▶ **Work request**: Starting at the top of the entries below, print each line exactly until the line with "## 6. Relaxation" has been printed too.

====

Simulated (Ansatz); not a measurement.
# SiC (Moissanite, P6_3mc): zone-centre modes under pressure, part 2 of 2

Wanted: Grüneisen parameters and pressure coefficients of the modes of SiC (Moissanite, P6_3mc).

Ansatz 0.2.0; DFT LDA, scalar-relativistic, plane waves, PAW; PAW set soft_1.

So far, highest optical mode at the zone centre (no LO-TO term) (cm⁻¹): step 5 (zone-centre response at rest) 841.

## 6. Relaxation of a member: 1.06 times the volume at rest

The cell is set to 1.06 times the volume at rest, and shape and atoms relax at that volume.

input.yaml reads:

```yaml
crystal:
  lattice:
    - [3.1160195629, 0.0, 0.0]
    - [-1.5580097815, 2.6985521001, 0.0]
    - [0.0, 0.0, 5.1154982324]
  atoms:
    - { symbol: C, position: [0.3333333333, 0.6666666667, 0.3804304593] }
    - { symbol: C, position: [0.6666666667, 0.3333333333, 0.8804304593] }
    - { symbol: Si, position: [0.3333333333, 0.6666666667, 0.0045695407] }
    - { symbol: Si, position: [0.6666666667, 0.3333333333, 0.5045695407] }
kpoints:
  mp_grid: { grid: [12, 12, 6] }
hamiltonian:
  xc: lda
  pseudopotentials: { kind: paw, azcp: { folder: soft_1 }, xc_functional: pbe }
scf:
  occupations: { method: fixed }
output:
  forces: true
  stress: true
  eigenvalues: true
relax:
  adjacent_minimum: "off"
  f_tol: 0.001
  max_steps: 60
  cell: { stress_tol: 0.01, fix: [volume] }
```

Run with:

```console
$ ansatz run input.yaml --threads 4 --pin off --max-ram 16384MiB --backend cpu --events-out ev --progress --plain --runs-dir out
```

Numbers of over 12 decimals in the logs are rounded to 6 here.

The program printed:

====

▶ **Task answer**:
Simulated (Ansatz); not a measurement.
# SiC (Moissanite, P6_3mc): zone-centre modes under pressure, part 2 of 2

Wanted: Grüneisen parameters and pressure coefficients of the modes of SiC (Moissanite, P6_3mc).

Ansatz 0.2.0; DFT LDA, scalar-relativistic, plane waves, PAW; PAW set soft_1.

So far, highest optical mode at the zone centre (no LO-TO term) (cm⁻¹): step 5 (zone-centre response at rest) 841.

## 6. Relaxation of a member: 1.06 times the volume at rest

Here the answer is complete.